• **Data extracts**

++++++++++

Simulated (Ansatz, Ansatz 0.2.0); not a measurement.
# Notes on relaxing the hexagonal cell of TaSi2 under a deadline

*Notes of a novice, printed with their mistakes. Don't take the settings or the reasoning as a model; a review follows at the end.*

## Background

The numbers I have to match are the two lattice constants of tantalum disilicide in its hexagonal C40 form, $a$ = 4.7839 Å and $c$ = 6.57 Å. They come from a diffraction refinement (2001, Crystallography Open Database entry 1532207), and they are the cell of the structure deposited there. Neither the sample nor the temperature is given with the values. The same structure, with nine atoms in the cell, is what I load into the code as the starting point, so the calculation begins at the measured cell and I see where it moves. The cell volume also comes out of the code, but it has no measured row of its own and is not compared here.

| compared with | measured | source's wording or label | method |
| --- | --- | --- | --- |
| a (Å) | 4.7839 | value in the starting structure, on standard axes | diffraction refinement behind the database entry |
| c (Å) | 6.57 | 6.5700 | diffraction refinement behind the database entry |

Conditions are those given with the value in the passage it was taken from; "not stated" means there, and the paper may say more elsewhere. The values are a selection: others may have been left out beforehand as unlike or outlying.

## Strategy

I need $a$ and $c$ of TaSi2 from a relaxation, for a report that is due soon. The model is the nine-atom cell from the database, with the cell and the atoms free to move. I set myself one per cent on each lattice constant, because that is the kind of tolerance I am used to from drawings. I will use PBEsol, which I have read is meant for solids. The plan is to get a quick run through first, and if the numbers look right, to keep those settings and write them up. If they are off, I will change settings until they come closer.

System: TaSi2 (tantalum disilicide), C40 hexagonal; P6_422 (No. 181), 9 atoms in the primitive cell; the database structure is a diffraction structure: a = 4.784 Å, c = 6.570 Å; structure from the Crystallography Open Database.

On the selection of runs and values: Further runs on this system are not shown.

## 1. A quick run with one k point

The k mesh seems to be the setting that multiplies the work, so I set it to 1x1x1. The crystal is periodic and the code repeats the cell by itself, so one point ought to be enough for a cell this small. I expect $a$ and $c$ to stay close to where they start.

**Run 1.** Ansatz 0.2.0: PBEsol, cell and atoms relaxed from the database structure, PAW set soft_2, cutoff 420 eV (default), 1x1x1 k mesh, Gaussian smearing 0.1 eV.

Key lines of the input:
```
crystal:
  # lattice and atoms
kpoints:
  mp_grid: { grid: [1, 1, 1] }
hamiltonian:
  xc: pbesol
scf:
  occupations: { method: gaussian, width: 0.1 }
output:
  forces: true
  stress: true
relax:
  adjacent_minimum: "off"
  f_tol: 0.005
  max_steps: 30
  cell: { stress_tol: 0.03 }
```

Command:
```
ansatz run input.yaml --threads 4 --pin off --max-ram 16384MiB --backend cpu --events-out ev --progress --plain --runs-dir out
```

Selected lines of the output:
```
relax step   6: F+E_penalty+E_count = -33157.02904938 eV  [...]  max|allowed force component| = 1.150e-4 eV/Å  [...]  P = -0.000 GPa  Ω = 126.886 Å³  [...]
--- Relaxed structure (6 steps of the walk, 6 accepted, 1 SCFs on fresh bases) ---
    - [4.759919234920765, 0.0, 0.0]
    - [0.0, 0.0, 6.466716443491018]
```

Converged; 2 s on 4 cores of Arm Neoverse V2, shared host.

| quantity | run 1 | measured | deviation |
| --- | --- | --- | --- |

++++++++++

• **Work instruction**
Using the material above, transcribe exactly the lines from the line with "On the selection" to the line with "## 1. A quick run with one k point"; both count, and nothing else goes in.

• **Result**
On the selection of runs and values: Further runs on this system are not shown.

## 1. A quick run with one k point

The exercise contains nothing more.